**Record set:**
- - -

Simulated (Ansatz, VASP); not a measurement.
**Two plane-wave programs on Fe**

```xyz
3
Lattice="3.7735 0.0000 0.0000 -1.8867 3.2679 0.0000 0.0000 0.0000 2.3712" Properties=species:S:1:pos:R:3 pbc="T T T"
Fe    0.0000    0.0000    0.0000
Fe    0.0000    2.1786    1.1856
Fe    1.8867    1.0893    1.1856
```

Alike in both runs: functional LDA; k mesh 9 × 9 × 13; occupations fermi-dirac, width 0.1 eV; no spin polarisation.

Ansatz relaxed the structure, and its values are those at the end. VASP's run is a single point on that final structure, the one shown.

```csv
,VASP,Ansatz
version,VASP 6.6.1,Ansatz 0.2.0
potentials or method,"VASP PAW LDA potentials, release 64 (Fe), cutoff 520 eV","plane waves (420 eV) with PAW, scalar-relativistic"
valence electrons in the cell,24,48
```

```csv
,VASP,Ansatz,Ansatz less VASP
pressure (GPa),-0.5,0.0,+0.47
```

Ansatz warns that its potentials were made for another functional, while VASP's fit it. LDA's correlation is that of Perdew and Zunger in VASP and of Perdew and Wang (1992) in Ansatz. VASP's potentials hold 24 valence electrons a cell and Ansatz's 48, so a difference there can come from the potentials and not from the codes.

- - -

**Task item:**
What you retype should run from the first line of the entries above through the line containing "Alike in both", exactly and in full.

**Written answer:**
Simulated (Ansatz, VASP); not a measurement.
**Two plane-wave programs on Fe**

```xyz
3
Lattice="3.7735 0.0000 0.0000 -1.8867 3.2679 0.0000 0.0000 0.0000 2.3712" Properties=species:S:1:pos:R:3 pbc="T T T"
Fe    0.0000    0.0000    0.0000
Fe    0.0000    2.1786    1.1856
Fe    1.8867    1.0893    1.1856
```

Alike in both runs: functional LDA; k mesh 9 × 9 × 13; occupations fermi-dirac, width 0.1 eV; no spin polarisation.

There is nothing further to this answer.